**WORK REQUEST**: Whatever appears in the records, write it out again exactly.

--- SUPPLIED ENTRIES Enclosed Below ---

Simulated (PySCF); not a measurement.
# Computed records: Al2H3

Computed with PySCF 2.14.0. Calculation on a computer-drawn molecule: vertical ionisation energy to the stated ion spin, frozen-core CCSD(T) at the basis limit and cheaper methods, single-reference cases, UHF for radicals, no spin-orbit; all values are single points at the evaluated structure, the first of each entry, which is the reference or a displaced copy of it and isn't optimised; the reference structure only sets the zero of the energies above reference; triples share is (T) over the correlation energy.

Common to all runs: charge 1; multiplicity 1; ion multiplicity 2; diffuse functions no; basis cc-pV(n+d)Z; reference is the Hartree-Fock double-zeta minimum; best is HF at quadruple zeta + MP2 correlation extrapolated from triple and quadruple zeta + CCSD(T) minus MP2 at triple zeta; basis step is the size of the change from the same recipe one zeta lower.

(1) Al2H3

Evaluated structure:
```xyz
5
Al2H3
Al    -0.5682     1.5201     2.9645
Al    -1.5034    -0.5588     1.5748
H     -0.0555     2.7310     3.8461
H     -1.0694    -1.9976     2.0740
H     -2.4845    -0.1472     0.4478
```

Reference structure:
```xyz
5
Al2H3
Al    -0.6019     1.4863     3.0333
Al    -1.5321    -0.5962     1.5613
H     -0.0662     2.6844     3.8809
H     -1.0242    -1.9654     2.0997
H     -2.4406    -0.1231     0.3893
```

--- End of Enclosed SUPPLIED ENTRIES ---

**TASK ANSWER**:
Simulated (PySCF); not a measurement.
# Computed records: Al2H3

Computed with PySCF 2.14.0. Calculation on a computer-drawn molecule: vertical ionisation energy to the stated ion spin, frozen-core CCSD(T) at the basis limit and cheaper methods, single-reference cases, UHF for radicals, no spin-orbit; all values are single points at the evaluated structure, the first of each entry, which is the reference or a displaced copy of it and isn't optimised; the reference structure only sets the zero of the energies above reference; triples share is (T) over the correlation energy.

Common to all runs: charge 1; multiplicity 1; ion multiplicity 2; diffuse functions no; basis cc-pV(n+d)Z; reference is the Hartree-Fock double-zeta minimum; best is HF at quadruple zeta + MP2 correlation extrapolated from triple and quadruple zeta + CCSD(T) minus MP2 at triple zeta; basis step is the size of the change from the same recipe one zeta lower.

(1) Al2H3

Evaluated structure:
```xyz
5
Al2H3
Al    -0.5682     1.5201     2.9645
Al    -1.5034    -0.5588     1.5748
H     -0.0555     2.7310     3.8461
H     -1.0694    -1.9976     2.0740
H     -2.4845    -0.1472     0.4478
```

Reference structure:
```xyz
5
Al2H3
Al    -0.6019     1.4863     3.0333
Al    -1.5321    -0.5962     1.5613
H     -0.0662     2.6844     3.8809
H     -1.0242    -1.9654     2.0997
H     -2.4406    -0.1231     0.3893
```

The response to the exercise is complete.